▶ **ASSIGNED TASK**: Your answer must be the lines of the entries below, exactly as written, from the first line through the line containing "to 0.05 Å).".

EXTRACTED DATA Start Marker

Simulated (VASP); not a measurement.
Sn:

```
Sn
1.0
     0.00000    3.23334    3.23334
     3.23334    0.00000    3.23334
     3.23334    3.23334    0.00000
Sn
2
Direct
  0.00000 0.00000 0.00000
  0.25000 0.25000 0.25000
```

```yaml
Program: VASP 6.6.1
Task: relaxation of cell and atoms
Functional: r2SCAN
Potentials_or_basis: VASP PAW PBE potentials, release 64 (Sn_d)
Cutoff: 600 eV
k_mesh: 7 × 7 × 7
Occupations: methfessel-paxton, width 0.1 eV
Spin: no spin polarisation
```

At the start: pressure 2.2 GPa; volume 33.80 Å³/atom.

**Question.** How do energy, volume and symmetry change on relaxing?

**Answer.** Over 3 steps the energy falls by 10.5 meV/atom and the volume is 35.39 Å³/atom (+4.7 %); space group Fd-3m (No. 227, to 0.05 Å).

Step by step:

EXTRACTED DATA End Marker

▶ **ANSWER BOX**:
Simulated (VASP); not a measurement.
Sn:

```
Sn
1.0
     0.00000    3.23334    3.23334
     3.23334    0.00000    3.23334
     3.23334    3.23334    0.00000
Sn
2
Direct
  0.00000 0.00000 0.00000
  0.25000 0.25000 0.25000
```

```yaml
Program: VASP 6.6.1
Task: relaxation of cell and atoms
Functional: r2SCAN
Potentials_or_basis: VASP PAW PBE potentials, release 64 (Sn_d)
Cutoff: 600 eV
k_mesh: 7 × 7 × 7
Occupations: methfessel-paxton, width 0.1 eV
Spin: no spin polarisation
```

At the start: pressure 2.2 GPa; volume 33.80 Å³/atom.

**Question.** How do energy, volume and symmetry change on relaxing?

**Answer.** Over 3 steps the energy falls by 10.5 meV/atom and the volume is 35.39 Å³/atom (+4.7 %); space group Fd-3m (No. 227, to 0.05 Å).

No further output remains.